##### Data shown

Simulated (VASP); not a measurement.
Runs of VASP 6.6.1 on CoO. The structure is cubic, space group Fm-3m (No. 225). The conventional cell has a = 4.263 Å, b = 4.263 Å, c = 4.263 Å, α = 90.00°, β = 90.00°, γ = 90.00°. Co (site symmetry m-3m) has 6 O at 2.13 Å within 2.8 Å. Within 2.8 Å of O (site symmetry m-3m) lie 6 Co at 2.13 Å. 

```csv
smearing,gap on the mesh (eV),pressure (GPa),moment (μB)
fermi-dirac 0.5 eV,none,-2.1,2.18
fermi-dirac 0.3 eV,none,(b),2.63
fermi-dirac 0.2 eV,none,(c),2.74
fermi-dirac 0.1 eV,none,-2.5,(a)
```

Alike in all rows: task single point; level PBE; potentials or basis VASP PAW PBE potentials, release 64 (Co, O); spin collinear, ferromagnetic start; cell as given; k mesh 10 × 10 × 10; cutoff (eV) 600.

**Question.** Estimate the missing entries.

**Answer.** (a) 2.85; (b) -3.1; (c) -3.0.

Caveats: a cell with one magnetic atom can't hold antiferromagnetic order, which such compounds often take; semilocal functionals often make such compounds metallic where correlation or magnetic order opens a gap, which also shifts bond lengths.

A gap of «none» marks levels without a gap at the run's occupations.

##########

=== Work order ===
Out of the listing above, reproduce exactly the lines from the one with "Alike in all" up to and including the one with "Caveats: a cell".

=== Written solution ===
Alike in all rows: task single point; level PBE; potentials or basis VASP PAW PBE potentials, release 64 (Co, O); spin collinear, ferromagnetic start; cell as given; k mesh 10 × 10 × 10; cutoff (eV) 600.

**Question.** Estimate the missing entries.

**Answer.** (a) 2.85; (b) -3.1; (c) -3.0.

Caveats: a cell with one magnetic atom can't hold antiferromagnetic order, which such compounds often take; semilocal functionals often make such compounds metallic where correlation or magnetic order opens a gap, which also shifts bond lengths.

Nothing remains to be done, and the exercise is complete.